#### [Work request]
Among the lines of data below, reproduce only those from the one with "The system is Si4BN3." through the one with "Cutoff: 600 eV", exactly as they stand, both ends included.

----------

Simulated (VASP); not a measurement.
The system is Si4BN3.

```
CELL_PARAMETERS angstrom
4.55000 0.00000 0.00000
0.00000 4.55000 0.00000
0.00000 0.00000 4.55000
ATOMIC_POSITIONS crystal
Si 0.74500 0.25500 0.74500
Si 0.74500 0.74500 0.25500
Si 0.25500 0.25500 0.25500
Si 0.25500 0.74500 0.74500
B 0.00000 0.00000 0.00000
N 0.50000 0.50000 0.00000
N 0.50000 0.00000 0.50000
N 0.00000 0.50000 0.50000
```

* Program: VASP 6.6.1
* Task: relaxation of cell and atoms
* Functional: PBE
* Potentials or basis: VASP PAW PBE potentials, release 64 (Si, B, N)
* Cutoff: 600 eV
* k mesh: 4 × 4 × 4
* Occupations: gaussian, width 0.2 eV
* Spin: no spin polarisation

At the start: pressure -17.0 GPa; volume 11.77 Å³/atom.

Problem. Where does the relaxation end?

----------

#### [Task solution]
The system is Si4BN3.

```
CELL_PARAMETERS angstrom
4.55000 0.00000 0.00000
0.00000 4.55000 0.00000
0.00000 0.00000 4.55000
ATOMIC_POSITIONS crystal
Si 0.74500 0.25500 0.74500
Si 0.74500 0.74500 0.25500
Si 0.25500 0.25500 0.25500
Si 0.25500 0.74500 0.74500
B 0.00000 0.00000 0.00000
N 0.50000 0.50000 0.00000
N 0.50000 0.00000 0.50000
N 0.00000 0.50000 0.50000
```

* Program: VASP 6.6.1
* Task: relaxation of cell and atoms
* Functional: PBE
* Potentials or basis: VASP PAW PBE potentials, release 64 (Si, B, N)
* Cutoff: 600 eV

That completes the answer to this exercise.